——————

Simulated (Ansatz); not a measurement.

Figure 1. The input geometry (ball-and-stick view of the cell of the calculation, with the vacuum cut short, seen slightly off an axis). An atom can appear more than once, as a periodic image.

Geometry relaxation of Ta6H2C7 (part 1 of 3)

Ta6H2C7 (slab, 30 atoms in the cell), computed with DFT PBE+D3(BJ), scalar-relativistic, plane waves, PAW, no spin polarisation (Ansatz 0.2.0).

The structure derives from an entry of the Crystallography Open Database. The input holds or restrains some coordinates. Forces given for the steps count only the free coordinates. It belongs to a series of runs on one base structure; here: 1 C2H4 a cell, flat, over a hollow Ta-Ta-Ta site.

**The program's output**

——————

→ Brief
Give back the lines of the data exactly as they are written, from the first line through the line containing "The structure derives".

→ Written reply
Simulated (Ansatz); not a measurement.

Figure 1. The input geometry (ball-and-stick view of the cell of the calculation, with the vacuum cut short, seen slightly off an axis). An atom can appear more than once, as a periodic image.

Geometry relaxation of Ta6H2C7 (part 1 of 3)

Ta6H2C7 (slab, 30 atoms in the cell), computed with DFT PBE+D3(BJ), scalar-relativistic, plane waves, PAW, no spin polarisation (Ansatz 0.2.0).

The structure derives from an entry of the Crystallography Open Database. The input holds or restrains some coordinates. Forces given for the steps count only the free coordinates. It belongs to a series of runs on one base structure; here: 1 C2H4 a cell, flat, over a hollow Ta-Ta-Ta site.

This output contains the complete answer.